(AVAILABLE DATA)

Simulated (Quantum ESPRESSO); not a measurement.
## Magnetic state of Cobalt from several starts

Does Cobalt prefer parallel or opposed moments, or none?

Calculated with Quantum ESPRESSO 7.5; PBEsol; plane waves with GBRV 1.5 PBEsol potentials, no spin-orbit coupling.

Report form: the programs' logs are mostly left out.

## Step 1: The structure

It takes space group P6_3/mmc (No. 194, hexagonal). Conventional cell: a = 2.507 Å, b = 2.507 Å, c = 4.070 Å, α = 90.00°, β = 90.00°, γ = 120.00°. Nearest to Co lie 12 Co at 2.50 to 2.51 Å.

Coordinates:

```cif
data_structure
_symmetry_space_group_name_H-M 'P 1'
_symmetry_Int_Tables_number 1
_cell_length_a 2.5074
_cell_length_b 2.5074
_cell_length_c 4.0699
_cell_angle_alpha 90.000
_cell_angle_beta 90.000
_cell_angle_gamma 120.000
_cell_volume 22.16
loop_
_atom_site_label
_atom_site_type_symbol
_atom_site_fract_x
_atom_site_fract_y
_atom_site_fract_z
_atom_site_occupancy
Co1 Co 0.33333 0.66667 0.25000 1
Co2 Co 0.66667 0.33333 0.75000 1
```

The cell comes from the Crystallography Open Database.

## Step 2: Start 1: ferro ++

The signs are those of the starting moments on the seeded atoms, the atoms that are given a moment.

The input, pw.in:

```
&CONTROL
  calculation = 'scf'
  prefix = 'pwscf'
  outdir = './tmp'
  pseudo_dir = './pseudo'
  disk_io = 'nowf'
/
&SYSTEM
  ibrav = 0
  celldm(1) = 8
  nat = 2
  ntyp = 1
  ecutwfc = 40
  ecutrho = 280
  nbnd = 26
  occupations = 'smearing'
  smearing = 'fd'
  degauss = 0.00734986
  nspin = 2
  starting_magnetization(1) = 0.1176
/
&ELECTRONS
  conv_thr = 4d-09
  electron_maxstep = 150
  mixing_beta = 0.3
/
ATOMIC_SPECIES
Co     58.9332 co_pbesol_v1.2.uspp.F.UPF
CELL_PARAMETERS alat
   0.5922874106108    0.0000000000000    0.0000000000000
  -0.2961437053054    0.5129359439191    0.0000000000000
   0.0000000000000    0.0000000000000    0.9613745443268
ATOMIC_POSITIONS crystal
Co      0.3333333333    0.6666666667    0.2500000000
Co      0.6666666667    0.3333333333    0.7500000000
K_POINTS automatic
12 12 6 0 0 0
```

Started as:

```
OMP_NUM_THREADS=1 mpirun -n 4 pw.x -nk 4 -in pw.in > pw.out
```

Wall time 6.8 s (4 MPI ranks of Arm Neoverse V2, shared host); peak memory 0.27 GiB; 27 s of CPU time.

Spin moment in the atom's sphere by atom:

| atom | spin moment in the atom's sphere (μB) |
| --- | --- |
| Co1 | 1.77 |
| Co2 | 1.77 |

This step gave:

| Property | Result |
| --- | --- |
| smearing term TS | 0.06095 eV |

(End AVAILABLE DATA)

WORK ORDER:
Starting with the first line of the records above, give back each line exactly until the line with "## Step 1: The structure" has been given as well.

RESPONSE:
Simulated (Quantum ESPRESSO); not a measurement.
## Magnetic state of Cobalt from several starts

Does Cobalt prefer parallel or opposed moments, or none?

Calculated with Quantum ESPRESSO 7.5; PBEsol; plane waves with GBRV 1.5 PBEsol potentials, no spin-orbit coupling.

Report form: the programs' logs are mostly left out.

## Step 1: The structure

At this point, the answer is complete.